## [Work order]
Take the lines below between the one holding "Estimate the missing entries." and the one holding "A k mesh can", inclusive, and copy them exactly. Add nothing.

▶

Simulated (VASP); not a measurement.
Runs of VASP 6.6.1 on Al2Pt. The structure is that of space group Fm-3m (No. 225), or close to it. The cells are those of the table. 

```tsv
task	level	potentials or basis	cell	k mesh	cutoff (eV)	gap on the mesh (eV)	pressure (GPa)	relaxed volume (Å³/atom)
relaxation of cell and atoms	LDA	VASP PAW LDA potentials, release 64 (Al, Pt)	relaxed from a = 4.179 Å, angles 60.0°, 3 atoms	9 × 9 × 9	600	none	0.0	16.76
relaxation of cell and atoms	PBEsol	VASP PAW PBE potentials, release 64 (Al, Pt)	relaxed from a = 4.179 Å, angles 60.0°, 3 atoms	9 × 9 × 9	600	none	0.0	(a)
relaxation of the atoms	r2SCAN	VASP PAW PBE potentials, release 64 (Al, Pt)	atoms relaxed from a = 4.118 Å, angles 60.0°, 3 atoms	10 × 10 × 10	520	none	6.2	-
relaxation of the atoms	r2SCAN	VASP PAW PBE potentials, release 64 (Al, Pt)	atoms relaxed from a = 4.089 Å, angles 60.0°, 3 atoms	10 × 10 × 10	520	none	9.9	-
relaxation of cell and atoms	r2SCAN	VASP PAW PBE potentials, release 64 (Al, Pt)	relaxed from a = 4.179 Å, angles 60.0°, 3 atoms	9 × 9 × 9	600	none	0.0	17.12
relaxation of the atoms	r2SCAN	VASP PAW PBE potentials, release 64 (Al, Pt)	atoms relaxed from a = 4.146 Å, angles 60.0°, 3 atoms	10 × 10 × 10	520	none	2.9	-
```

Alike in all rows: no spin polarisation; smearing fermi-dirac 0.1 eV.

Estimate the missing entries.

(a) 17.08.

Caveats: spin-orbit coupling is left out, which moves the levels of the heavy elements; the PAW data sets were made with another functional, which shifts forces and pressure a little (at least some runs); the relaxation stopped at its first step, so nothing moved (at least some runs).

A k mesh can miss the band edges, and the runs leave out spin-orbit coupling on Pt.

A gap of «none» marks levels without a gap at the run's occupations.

◀

## [Exercise output]
Estimate the missing entries.

(a) 17.08.

Caveats: spin-orbit coupling is left out, which moves the levels of the heavy elements; the PAW data sets were made with another functional, which shifts forces and pressure a little (at least some runs); the relaxation stopped at its first step, so nothing moved (at least some runs).

A k mesh can miss the band edges, and the runs leave out spin-orbit coupling on Pt.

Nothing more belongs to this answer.